In the material below, transcribe every line from the first through the line holding "Members of one", exactly, and stop after that line.

--------------------------------------------------
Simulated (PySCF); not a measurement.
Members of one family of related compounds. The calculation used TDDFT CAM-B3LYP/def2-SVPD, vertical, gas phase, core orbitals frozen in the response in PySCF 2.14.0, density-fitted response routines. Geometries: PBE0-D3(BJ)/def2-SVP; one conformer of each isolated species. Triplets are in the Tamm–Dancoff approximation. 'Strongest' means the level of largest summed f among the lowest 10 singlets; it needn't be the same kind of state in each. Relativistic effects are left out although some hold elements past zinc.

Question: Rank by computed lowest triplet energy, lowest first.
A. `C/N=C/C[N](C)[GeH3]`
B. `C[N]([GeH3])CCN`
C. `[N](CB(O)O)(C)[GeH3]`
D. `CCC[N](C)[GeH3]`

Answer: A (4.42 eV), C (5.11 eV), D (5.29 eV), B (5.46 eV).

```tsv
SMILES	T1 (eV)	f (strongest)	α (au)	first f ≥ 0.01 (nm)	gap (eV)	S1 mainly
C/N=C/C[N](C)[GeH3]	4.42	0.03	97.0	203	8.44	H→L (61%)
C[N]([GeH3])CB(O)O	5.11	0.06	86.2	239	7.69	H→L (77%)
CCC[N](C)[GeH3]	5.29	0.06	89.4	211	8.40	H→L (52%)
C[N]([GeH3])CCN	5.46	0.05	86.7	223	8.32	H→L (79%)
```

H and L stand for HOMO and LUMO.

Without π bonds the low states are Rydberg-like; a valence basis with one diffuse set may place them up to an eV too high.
--------------------------------------------------

◆ PROBLEM SOLUTION ◆
Simulated (PySCF); not a measurement.
Members of one family of related compounds. The calculation used TDDFT CAM-B3LYP/def2-SVPD, vertical, gas phase, core orbitals frozen in the response in PySCF 2.14.0, density-fitted response routines. Geometries: PBE0-D3(BJ)/def2-SVP; one conformer of each isolated species. Triplets are in the Tamm–Dancoff approximation. 'Strongest' means the level of largest summed f among the lowest 10 singlets; it needn't be the same kind of state in each. Relativistic effects are left out although some hold elements past zinc.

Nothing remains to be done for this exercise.